*** Block opens ***
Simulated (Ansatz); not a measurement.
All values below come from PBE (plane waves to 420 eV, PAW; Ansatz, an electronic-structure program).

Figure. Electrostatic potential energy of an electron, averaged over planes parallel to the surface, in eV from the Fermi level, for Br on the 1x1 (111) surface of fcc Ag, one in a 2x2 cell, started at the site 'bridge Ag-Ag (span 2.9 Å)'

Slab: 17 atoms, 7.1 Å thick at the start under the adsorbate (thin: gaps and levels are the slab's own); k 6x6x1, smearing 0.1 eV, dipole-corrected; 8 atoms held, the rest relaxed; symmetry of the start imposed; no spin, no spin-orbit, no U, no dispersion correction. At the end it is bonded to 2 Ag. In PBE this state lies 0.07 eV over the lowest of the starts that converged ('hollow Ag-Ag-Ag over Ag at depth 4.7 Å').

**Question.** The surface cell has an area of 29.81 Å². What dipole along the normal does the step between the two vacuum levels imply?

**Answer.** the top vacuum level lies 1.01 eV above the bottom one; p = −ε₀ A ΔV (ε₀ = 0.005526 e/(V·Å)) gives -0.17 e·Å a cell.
*** Block closes ***

Starting at the first line of the records above, please copy every line exactly through the line containing "vacuum levels imply?", and stop there.

Simulated (Ansatz); not a measurement.
All values below come from PBE (plane waves to 420 eV, PAW; Ansatz, an electronic-structure program).

Figure. Electrostatic potential energy of an electron, averaged over planes parallel to the surface, in eV from the Fermi level, for Br on the 1x1 (111) surface of fcc Ag, one in a 2x2 cell, started at the site 'bridge Ag-Ag (span 2.9 Å)'

Slab: 17 atoms, 7.1 Å thick at the start under the adsorbate (thin: gaps and levels are the slab's own); k 6x6x1, smearing 0.1 eV, dipole-corrected; 8 atoms held, the rest relaxed; symmetry of the start imposed; no spin, no spin-orbit, no U, no dispersion correction. At the end it is bonded to 2 Ag. In PBE this state lies 0.07 eV over the lowest of the starts that converged ('hollow Ag-Ag-Ag over Ag at depth 4.7 Å').

**Question.** The surface cell has an area of 29.81 Å². What dipole along the normal does the step between the two vacuum levels imply?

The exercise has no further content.